_Assigned task_
Return the records in full, exactly as given.

_Data provided_
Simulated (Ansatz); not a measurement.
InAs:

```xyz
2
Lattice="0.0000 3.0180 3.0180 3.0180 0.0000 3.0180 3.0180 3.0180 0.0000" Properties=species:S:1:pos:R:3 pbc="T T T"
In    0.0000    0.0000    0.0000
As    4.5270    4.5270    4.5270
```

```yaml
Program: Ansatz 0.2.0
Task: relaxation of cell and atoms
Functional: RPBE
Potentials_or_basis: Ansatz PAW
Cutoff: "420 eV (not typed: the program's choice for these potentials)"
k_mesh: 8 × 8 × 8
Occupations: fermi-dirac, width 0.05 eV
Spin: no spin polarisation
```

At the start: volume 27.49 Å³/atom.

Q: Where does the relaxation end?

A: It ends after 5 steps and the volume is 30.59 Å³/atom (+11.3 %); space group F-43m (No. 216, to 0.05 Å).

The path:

_Written response_
Simulated (Ansatz); not a measurement.
InAs:

```xyz
2
Lattice="0.0000 3.0180 3.0180 3.0180 0.0000 3.0180 3.0180 3.0180 0.0000" Properties=species:S:1:pos:R:3 pbc="T T T"
In    0.0000    0.0000    0.0000
As    4.5270    4.5270    4.5270
```

```yaml
Program: Ansatz 0.2.0
Task: relaxation of cell and atoms
Functional: RPBE
Potentials_or_basis: Ansatz PAW
Cutoff: "420 eV (not typed: the program's choice for these potentials)"
k_mesh: 8 × 8 × 8
Occupations: fermi-dirac, width 0.05 eV
Spin: no spin polarisation
```

At the start: volume 27.49 Å³/atom.

Q: Where does the relaxation end?

A: It ends after 5 steps and the volume is 30.59 Å³/atom (+11.3 %); space group F-43m (No. 216, to 0.05 Å).

The path:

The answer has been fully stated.